▽

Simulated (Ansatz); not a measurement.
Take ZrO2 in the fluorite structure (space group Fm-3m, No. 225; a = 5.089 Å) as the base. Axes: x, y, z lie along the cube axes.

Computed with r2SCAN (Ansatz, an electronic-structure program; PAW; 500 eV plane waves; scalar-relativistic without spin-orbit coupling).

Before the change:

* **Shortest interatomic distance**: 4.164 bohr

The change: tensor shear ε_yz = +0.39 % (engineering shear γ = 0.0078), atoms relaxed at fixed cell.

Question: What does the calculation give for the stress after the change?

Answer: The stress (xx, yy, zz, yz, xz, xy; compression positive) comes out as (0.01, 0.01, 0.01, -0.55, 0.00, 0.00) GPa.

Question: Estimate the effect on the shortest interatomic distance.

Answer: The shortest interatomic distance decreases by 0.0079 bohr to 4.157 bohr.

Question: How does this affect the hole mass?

△

◆ **Work item**
What should be returned is the run of lines from the first line of the material through the line containing "Take ZrO2 in", exact and inclusive, and nothing else.

◆ **Exercise solution**
Simulated (Ansatz); not a measurement.
Take ZrO2 in the fluorite structure (space group Fm-3m, No. 225; a = 5.089 Å) as the base. Axes: x, y, z lie along the cube axes.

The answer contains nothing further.